• Action item: This exercise asks for the records to be retyped exactly as they read.

________________________

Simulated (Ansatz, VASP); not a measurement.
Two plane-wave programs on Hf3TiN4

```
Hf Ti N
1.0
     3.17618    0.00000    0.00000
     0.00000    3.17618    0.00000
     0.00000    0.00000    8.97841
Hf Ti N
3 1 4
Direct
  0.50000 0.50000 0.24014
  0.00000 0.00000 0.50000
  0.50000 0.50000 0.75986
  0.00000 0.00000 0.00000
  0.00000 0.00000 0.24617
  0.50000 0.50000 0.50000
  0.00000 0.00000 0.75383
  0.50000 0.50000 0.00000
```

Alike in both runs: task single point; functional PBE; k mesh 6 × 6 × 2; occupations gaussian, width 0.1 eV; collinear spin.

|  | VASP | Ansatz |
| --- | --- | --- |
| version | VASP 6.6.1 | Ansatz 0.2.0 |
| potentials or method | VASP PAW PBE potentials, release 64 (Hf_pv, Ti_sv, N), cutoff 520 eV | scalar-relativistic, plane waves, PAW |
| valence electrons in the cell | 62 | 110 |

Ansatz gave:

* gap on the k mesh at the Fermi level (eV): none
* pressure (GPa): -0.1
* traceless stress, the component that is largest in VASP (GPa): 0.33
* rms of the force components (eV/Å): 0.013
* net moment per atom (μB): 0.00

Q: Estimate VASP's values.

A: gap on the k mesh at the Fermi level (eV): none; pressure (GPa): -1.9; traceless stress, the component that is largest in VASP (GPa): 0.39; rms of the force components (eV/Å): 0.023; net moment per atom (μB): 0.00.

________________________

• Answer section:
Simulated (Ansatz, VASP); not a measurement.
Two plane-wave programs on Hf3TiN4

```
Hf Ti N
1.0
     3.17618    0.00000    0.00000
     0.00000    3.17618    0.00000
     0.00000    0.00000    8.97841
Hf Ti N
3 1 4
Direct
  0.50000 0.50000 0.24014
  0.00000 0.00000 0.50000
  0.50000 0.50000 0.75986
  0.00000 0.00000 0.00000
  0.00000 0.00000 0.24617
  0.50000 0.50000 0.50000
  0.00000 0.00000 0.75383
  0.50000 0.50000 0.00000
```

Alike in both runs: task single point; functional PBE; k mesh 6 × 6 × 2; occupations gaussian, width 0.1 eV; collinear spin.

|  | VASP | Ansatz |
| --- | --- | --- |
| version | VASP 6.6.1 | Ansatz 0.2.0 |
| potentials or method | VASP PAW PBE potentials, release 64 (Hf_pv, Ti_sv, N), cutoff 520 eV | scalar-relativistic, plane waves, PAW |
| valence electrons in the cell | 62 | 110 |

Ansatz gave:

* gap on the k mesh at the Fermi level (eV): none
* pressure (GPa): -0.1
* traceless stress, the component that is largest in VASP (GPa): 0.33
* rms of the force components (eV/Å): 0.013
* net moment per atom (μB): 0.00

Q: Estimate VASP's values.

A: gap on the k mesh at the Fermi level (eV): none; pressure (GPa): -1.9; traceless stress, the component that is largest in VASP (GPa): 0.39; rms of the force components (eV/Å): 0.023; net moment per atom (μB): 0.00.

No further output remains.